EXERCISE >> In the entries that follow, the lines from the one with "Zn(CN)2, C2N2Zn, point group D∞h." through the one with "(3) Diamagnetic: B3LYP" are the ones to write out, exactly and with both ends included. Nothing else should appear.

MATERIAL SUPPLIED >>
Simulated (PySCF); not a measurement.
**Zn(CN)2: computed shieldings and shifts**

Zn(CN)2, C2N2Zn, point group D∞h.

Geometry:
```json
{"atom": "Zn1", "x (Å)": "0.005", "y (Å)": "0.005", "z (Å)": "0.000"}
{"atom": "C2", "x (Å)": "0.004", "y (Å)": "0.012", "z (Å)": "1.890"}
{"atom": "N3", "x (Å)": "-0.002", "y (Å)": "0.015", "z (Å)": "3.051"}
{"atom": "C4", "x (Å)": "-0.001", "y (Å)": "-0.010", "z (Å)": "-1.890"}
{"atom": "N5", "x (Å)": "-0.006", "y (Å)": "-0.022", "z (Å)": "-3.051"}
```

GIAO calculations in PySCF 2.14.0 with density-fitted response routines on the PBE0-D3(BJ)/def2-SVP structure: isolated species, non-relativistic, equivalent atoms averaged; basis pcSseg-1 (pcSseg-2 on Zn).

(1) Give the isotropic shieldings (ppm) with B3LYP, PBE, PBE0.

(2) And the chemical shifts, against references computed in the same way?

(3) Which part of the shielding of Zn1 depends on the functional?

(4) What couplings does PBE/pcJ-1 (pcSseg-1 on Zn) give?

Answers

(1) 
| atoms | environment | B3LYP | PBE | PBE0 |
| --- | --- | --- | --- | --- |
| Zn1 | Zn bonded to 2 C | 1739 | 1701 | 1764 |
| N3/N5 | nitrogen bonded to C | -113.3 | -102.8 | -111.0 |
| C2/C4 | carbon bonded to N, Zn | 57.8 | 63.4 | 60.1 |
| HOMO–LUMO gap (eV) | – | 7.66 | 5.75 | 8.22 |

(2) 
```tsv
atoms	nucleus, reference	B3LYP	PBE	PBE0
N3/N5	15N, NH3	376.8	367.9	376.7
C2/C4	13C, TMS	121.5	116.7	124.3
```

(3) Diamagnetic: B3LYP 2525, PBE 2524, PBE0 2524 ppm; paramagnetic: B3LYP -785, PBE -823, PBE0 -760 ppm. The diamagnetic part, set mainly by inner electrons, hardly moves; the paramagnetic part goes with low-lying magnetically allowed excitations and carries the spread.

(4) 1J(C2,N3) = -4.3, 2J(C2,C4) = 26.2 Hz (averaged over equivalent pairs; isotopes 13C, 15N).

EXERCISE RESULT >>
Zn(CN)2, C2N2Zn, point group D∞h.

Geometry:
```json
{"atom": "Zn1", "x (Å)": "0.005", "y (Å)": "0.005", "z (Å)": "0.000"}
{"atom": "C2", "x (Å)": "0.004", "y (Å)": "0.012", "z (Å)": "1.890"}
{"atom": "N3", "x (Å)": "-0.002", "y (Å)": "0.015", "z (Å)": "3.051"}
{"atom": "C4", "x (Å)": "-0.001", "y (Å)": "-0.010", "z (Å)": "-1.890"}
{"atom": "N5", "x (Å)": "-0.006", "y (Å)": "-0.022", "z (Å)": "-3.051"}
```

GIAO calculations in PySCF 2.14.0 with density-fitted response routines on the PBE0-D3(BJ)/def2-SVP structure: isolated species, non-relativistic, equivalent atoms averaged; basis pcSseg-1 (pcSseg-2 on Zn).

(1) Give the isotropic shieldings (ppm) with B3LYP, PBE, PBE0.

(2) And the chemical shifts, against references computed in the same way?

(3) Which part of the shielding of Zn1 depends on the functional?

(4) What couplings does PBE/pcJ-1 (pcSseg-1 on Zn) give?

Answers

(1) 
| atoms | environment | B3LYP | PBE | PBE0 |
| --- | --- | --- | --- | --- |
| Zn1 | Zn bonded to 2 C | 1739 | 1701 | 1764 |
| N3/N5 | nitrogen bonded to C | -113.3 | -102.8 | -111.0 |
| C2/C4 | carbon bonded to N, Zn | 57.8 | 63.4 | 60.1 |
| HOMO–LUMO gap (eV) | – | 7.66 | 5.75 | 8.22 |

(2) 
```tsv
atoms	nucleus, reference	B3LYP	PBE	PBE0
N3/N5	15N, NH3	376.8	367.9	376.7
C2/C4	13C, TMS	121.5	116.7	124.3
```

(3) Diamagnetic: B3LYP 2525, PBE 2524, PBE0 2524 ppm; paramagnetic: B3LYP -785, PBE -823, PBE0 -760 ppm. The diamagnetic part, set mainly by inner electrons, hardly moves; the paramagnetic part goes with low-lying magnetically allowed excitations and carries the spread.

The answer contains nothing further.